Please return the whole listing. Keep each line exactly the same.

ENTRIES PROVIDED START

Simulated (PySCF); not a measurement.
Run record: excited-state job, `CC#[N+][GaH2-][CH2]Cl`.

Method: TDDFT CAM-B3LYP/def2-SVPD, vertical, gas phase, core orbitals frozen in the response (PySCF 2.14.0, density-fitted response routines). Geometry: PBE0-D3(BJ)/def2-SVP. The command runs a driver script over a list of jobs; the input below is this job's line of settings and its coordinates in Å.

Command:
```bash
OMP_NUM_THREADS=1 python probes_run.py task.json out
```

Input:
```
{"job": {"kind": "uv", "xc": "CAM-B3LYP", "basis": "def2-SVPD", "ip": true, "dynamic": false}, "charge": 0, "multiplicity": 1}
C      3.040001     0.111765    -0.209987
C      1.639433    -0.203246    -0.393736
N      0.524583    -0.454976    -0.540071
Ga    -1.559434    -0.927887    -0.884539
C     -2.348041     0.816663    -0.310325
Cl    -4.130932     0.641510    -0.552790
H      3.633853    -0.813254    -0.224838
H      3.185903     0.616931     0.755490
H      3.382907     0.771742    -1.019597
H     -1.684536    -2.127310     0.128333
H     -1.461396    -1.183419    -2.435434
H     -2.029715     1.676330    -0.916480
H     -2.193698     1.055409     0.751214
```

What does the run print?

ENTRIES PROVIDED END

#### YOUR RESPONSE:
Simulated (PySCF); not a measurement.
Run record: excited-state job, `CC#[N+][GaH2-][CH2]Cl`.

Method: TDDFT CAM-B3LYP/def2-SVPD, vertical, gas phase, core orbitals frozen in the response (PySCF 2.14.0, density-fitted response routines). Geometry: PBE0-D3(BJ)/def2-SVP. The command runs a driver script over a list of jobs; the input below is this job's line of settings and its coordinates in Å.

Command:
```bash
OMP_NUM_THREADS=1 python probes_run.py task.json out
```

Input:
```
{"job": {"kind": "uv", "xc": "CAM-B3LYP", "basis": "def2-SVPD", "ip": true, "dynamic": false}, "charge": 0, "multiplicity": 1}
C      3.040001     0.111765    -0.209987
C      1.639433    -0.203246    -0.393736
N      0.524583    -0.454976    -0.540071
Ga    -1.559434    -0.927887    -0.884539
C     -2.348041     0.816663    -0.310325
Cl    -4.130932     0.641510    -0.552790
H      3.633853    -0.813254    -0.224838
H      3.185903     0.616931     0.755490
H      3.382907     0.771742    -1.019597
H     -1.684536    -2.127310     0.128333
H     -1.461396    -1.183419    -2.435434
H     -2.029715     1.676330    -0.916480
H     -2.193698     1.055409     0.751214
```

What does the run print?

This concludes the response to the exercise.